Information
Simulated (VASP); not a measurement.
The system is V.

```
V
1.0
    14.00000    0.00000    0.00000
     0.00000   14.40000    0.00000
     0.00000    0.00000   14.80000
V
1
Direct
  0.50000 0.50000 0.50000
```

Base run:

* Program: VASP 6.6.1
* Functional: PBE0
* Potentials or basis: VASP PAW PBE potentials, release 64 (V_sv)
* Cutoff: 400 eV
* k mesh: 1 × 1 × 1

Requirement
Once the records end, copy them all again exactly.

Solution
Simulated (VASP); not a measurement.
The system is V.

```
V
1.0
    14.00000    0.00000    0.00000
     0.00000   14.40000    0.00000
     0.00000    0.00000   14.80000
V
1
Direct
  0.50000 0.50000 0.50000
```

Base run:

* Program: VASP 6.6.1
* Functional: PBE0
* Potentials or basis: VASP PAW PBE potentials, release 64 (V_sv)
* Cutoff: 400 eV
* k mesh: 1 × 1 × 1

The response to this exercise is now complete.